▸ **Dataset entries**
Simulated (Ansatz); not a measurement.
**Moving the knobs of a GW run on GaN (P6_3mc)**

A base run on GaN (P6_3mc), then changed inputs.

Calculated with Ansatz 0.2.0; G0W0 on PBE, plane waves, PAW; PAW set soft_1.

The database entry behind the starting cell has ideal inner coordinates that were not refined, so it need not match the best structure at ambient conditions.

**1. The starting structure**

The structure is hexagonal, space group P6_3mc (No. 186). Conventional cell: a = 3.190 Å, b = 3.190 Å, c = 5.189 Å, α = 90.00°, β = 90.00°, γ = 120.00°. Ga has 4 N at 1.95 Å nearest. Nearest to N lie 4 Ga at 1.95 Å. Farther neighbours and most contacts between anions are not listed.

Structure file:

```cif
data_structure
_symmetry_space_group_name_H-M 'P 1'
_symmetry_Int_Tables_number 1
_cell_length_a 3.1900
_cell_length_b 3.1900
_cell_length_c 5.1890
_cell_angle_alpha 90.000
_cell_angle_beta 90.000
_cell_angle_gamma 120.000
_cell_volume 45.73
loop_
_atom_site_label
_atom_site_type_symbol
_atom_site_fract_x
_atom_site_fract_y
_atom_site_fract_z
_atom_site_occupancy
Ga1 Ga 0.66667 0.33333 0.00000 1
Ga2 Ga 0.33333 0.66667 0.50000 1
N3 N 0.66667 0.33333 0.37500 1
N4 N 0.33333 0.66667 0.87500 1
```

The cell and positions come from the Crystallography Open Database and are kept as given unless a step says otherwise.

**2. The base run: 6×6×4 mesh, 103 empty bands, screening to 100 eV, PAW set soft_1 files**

▸ **Exercise**
Once you find the line containing "The cell and", stop: reproduce exactly that line and every line of the data before it, and nothing else.

▸ **Task output**
Simulated (Ansatz); not a measurement.
**Moving the knobs of a GW run on GaN (P6_3mc)**

A base run on GaN (P6_3mc), then changed inputs.

Calculated with Ansatz 0.2.0; G0W0 on PBE, plane waves, PAW; PAW set soft_1.

The database entry behind the starting cell has ideal inner coordinates that were not refined, so it need not match the best structure at ambient conditions.

**1. The starting structure**

The structure is hexagonal, space group P6_3mc (No. 186). Conventional cell: a = 3.190 Å, b = 3.190 Å, c = 5.189 Å, α = 90.00°, β = 90.00°, γ = 120.00°. Ga has 4 N at 1.95 Å nearest. Nearest to N lie 4 Ga at 1.95 Å. Farther neighbours and most contacts between anions are not listed.

Structure file:

```cif
data_structure
_symmetry_space_group_name_H-M 'P 1'
_symmetry_Int_Tables_number 1
_cell_length_a 3.1900
_cell_length_b 3.1900
_cell_length_c 5.1890
_cell_angle_alpha 90.000
_cell_angle_beta 90.000
_cell_angle_gamma 120.000
_cell_volume 45.73
loop_
_atom_site_label
_atom_site_type_symbol
_atom_site_fract_x
_atom_site_fract_y
_atom_site_fract_z
_atom_site_occupancy
Ga1 Ga 0.66667 0.33333 0.00000 1
Ga2 Ga 0.33333 0.66667 0.50000 1
N3 N 0.66667 0.33333 0.37500 1
N4 N 0.33333 0.66667 0.87500 1
```

The cell and positions come from the Crystallography Open Database and are kept as given unless a step says otherwise.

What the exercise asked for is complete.